**Stored data**
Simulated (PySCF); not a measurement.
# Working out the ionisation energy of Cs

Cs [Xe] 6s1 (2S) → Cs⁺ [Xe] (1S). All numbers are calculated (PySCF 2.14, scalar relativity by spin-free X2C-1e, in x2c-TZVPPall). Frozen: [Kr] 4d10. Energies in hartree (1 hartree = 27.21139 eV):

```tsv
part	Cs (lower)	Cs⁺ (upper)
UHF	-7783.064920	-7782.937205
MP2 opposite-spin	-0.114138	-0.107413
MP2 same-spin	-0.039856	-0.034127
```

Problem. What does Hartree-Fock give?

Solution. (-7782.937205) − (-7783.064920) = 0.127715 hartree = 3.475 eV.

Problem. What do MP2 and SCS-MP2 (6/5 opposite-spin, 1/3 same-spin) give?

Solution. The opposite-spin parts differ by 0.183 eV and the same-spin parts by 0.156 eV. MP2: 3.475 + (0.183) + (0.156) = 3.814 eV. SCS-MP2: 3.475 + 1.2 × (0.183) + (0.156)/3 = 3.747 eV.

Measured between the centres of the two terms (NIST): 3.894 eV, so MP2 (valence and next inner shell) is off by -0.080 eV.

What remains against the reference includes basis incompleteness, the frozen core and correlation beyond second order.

**Work request**
All of the data needs to be printed once more, exactly.

**Task solution**
Simulated (PySCF); not a measurement.
# Working out the ionisation energy of Cs

Cs [Xe] 6s1 (2S) → Cs⁺ [Xe] (1S). All numbers are calculated (PySCF 2.14, scalar relativity by spin-free X2C-1e, in x2c-TZVPPall). Frozen: [Kr] 4d10. Energies in hartree (1 hartree = 27.21139 eV):

```tsv
part	Cs (lower)	Cs⁺ (upper)
UHF	-7783.064920	-7782.937205
MP2 opposite-spin	-0.114138	-0.107413
MP2 same-spin	-0.039856	-0.034127
```

Problem. What does Hartree-Fock give?

Solution. (-7782.937205) − (-7783.064920) = 0.127715 hartree = 3.475 eV.

Problem. What do MP2 and SCS-MP2 (6/5 opposite-spin, 1/3 same-spin) give?

Solution. The opposite-spin parts differ by 0.183 eV and the same-spin parts by 0.156 eV. MP2: 3.475 + (0.183) + (0.156) = 3.814 eV. SCS-MP2: 3.475 + 1.2 × (0.183) + (0.156)/3 = 3.747 eV.

Measured between the centres of the two terms (NIST): 3.894 eV, so MP2 (valence and next inner shell) is off by -0.080 eV.

What remains against the reference includes basis incompleteness, the frozen core and correlation beyond second order.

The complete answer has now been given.